### TASK ITEM
Output every line of the listing as it stands.

### DATA SECTION
________

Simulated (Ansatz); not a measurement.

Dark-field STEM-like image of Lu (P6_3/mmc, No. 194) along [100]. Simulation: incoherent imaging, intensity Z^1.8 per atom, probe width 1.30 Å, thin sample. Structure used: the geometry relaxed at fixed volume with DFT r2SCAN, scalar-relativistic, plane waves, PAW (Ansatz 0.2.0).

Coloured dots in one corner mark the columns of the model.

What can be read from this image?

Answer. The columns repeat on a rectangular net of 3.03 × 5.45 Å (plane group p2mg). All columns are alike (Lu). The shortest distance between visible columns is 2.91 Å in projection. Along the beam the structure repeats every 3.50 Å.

________

### TASK OUTPUT
Simulated (Ansatz); not a measurement.

Dark-field STEM-like image of Lu (P6_3/mmc, No. 194) along [100]. Simulation: incoherent imaging, intensity Z^1.8 per atom, probe width 1.30 Å, thin sample. Structure used: the geometry relaxed at fixed volume with DFT r2SCAN, scalar-relativistic, plane waves, PAW (Ansatz 0.2.0).

Coloured dots in one corner mark the columns of the model.

What can be read from this image?

Answer. The columns repeat on a rectangular net of 3.03 × 5.45 Å (plane group p2mg). All columns are alike (Lu). The shortest distance between visible columns is 2.91 Å in projection. Along the beam the structure repeats every 3.50 Å.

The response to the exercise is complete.